_EXTRACTED INFORMATION:_
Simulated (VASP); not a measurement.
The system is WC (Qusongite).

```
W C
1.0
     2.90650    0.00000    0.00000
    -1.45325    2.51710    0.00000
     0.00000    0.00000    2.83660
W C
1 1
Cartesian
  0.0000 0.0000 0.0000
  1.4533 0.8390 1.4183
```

_BRIEF:_ The records above need to be retyped in full, exactly as they stand.

_EXERCISE OUTPUT:_
Simulated (VASP); not a measurement.
The system is WC (Qusongite).

```
W C
1.0
     2.90650    0.00000    0.00000
    -1.45325    2.51710    0.00000
     0.00000    0.00000    2.83660
W C
1 1
Cartesian
  0.0000 0.0000 0.0000
  1.4533 0.8390 1.4183
```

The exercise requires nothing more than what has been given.